- **Dataset excerpts**
- - -

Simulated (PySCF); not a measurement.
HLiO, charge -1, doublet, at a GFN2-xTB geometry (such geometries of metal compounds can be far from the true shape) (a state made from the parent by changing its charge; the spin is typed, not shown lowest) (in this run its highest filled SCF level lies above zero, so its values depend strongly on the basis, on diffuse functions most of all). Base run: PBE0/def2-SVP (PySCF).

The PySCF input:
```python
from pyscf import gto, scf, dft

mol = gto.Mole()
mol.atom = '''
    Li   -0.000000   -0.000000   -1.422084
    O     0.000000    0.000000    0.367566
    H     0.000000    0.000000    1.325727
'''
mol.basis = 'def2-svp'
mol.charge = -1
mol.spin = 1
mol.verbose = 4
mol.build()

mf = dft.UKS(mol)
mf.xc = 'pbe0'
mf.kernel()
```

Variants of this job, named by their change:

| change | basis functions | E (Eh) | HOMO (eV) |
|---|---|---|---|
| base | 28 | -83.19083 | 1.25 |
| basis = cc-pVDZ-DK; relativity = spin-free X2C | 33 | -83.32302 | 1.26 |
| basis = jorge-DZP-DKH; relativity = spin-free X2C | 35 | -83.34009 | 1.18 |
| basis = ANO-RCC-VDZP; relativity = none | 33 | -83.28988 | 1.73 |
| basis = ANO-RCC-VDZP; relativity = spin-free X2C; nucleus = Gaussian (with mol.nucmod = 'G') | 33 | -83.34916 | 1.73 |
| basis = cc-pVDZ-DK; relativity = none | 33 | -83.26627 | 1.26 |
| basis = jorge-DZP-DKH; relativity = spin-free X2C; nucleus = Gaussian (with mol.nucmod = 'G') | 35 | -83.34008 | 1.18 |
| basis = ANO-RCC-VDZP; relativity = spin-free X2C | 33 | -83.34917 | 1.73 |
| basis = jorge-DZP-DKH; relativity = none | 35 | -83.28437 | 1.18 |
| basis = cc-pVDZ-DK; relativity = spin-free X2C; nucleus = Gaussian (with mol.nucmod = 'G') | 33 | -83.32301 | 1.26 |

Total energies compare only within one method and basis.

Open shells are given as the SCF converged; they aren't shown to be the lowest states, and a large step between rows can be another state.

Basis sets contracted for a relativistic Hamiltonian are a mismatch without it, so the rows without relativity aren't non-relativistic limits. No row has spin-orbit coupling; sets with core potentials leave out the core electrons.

- - -

- **Action item**
Among the entries above, locate the lines containing "-83.26627 | 1.26 |" and "Open shells are", and transcribe exactly those two lines and all lines between.

- **Worked solution**
| basis = cc-pVDZ-DK; relativity = none | 33 | -83.26627 | 1.26 |
| basis = jorge-DZP-DKH; relativity = spin-free X2C; nucleus = Gaussian (with mol.nucmod = 'G') | 35 | -83.34008 | 1.18 |
| basis = ANO-RCC-VDZP; relativity = spin-free X2C | 33 | -83.34917 | 1.73 |
| basis = jorge-DZP-DKH; relativity = none | 35 | -83.28437 | 1.18 |
| basis = cc-pVDZ-DK; relativity = spin-free X2C; nucleus = Gaussian (with mol.nucmod = 'G') | 33 | -83.32301 | 1.26 |

Total energies compare only within one method and basis.

Open shells are given as the SCF converged; they aren't shown to be the lowest states, and a large step between rows can be another state.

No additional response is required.